### BRIEF
Give back an exact copy of the lines in the records below, from the line that has "-1.04 | 27.37 |" through the line that has "-0.77 | 26.67 |", and nothing besides.

........
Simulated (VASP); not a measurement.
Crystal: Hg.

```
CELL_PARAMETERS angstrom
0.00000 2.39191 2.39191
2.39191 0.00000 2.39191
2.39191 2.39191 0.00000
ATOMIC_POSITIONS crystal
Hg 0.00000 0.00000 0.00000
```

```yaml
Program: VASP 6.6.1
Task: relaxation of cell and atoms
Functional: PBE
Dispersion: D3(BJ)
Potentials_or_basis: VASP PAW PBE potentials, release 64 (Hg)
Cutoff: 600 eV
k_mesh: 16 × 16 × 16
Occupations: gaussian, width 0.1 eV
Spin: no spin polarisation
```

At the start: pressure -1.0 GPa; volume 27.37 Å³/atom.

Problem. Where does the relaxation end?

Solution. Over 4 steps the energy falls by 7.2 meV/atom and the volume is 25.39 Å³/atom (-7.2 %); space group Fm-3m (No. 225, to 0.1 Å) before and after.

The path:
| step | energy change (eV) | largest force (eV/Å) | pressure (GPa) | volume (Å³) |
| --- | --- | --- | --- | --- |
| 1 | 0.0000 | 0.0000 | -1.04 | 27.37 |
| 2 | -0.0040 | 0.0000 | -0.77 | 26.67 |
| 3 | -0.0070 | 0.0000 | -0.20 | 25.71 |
........

### ANSWER SPACE
| 1 | 0.0000 | 0.0000 | -1.04 | 27.37 |
| 2 | -0.0040 | 0.0000 | -0.77 | 26.67 |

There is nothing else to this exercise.